*** Dataset records ***

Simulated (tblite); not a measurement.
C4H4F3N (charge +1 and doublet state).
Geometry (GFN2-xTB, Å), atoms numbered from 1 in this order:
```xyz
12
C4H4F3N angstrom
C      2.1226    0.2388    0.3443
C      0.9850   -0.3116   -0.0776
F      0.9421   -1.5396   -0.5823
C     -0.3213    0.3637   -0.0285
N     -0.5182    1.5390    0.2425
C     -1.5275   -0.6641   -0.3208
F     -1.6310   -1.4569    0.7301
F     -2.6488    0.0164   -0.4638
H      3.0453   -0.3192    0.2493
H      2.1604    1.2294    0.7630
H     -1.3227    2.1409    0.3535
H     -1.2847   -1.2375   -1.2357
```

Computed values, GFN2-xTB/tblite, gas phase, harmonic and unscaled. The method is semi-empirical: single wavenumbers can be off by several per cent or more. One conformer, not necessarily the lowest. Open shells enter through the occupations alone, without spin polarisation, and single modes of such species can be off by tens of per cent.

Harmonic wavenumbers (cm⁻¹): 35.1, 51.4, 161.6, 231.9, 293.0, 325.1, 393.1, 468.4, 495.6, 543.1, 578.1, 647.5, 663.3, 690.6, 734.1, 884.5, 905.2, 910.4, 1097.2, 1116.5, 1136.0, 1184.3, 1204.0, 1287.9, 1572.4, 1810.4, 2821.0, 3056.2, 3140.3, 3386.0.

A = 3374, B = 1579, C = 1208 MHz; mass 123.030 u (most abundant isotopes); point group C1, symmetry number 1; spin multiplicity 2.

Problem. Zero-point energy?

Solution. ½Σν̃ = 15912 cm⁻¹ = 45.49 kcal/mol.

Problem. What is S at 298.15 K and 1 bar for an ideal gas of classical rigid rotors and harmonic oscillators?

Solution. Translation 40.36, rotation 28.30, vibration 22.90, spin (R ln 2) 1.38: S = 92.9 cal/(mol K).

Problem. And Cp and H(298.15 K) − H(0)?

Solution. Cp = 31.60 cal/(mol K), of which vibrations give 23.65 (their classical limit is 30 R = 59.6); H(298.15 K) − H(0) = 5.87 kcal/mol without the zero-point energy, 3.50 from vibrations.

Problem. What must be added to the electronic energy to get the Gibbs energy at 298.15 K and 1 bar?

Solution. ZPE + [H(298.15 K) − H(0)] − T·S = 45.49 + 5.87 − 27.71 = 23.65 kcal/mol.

*** End of Dataset records ***

▸ **Work order**
Set down exactly the lines above that run from the start of the listing to the line with "Solution. Cp = 31.60". Leave out every later line.

▸ **Response area**
Simulated (tblite); not a measurement.
C4H4F3N (charge +1 and doublet state).
Geometry (GFN2-xTB, Å), atoms numbered from 1 in this order:
```xyz
12
C4H4F3N angstrom
C      2.1226    0.2388    0.3443
C      0.9850   -0.3116   -0.0776
F      0.9421   -1.5396   -0.5823
C     -0.3213    0.3637   -0.0285
N     -0.5182    1.5390    0.2425
C     -1.5275   -0.6641   -0.3208
F     -1.6310   -1.4569    0.7301
F     -2.6488    0.0164   -0.4638
H      3.0453   -0.3192    0.2493
H      2.1604    1.2294    0.7630
H     -1.3227    2.1409    0.3535
H     -1.2847   -1.2375   -1.2357
```

Computed values, GFN2-xTB/tblite, gas phase, harmonic and unscaled. The method is semi-empirical: single wavenumbers can be off by several per cent or more. One conformer, not necessarily the lowest. Open shells enter through the occupations alone, without spin polarisation, and single modes of such species can be off by tens of per cent.

Harmonic wavenumbers (cm⁻¹): 35.1, 51.4, 161.6, 231.9, 293.0, 325.1, 393.1, 468.4, 495.6, 543.1, 578.1, 647.5, 663.3, 690.6, 734.1, 884.5, 905.2, 910.4, 1097.2, 1116.5, 1136.0, 1184.3, 1204.0, 1287.9, 1572.4, 1810.4, 2821.0, 3056.2, 3140.3, 3386.0.

A = 3374, B = 1579, C = 1208 MHz; mass 123.030 u (most abundant isotopes); point group C1, symmetry number 1; spin multiplicity 2.

Problem. Zero-point energy?

Solution. ½Σν̃ = 15912 cm⁻¹ = 45.49 kcal/mol.

Problem. What is S at 298.15 K and 1 bar for an ideal gas of classical rigid rotors and harmonic oscillators?

Solution. Translation 40.36, rotation 28.30, vibration 22.90, spin (R ln 2) 1.38: S = 92.9 cal/(mol K).

Problem. And Cp and H(298.15 K) − H(0)?

Solution. Cp = 31.60 cal/(mol K), of which vibrations give 23.65 (their classical limit is 30 R = 59.6); H(298.15 K) − H(0) = 5.87 kcal/mol without the zero-point energy, 3.50 from vibrations.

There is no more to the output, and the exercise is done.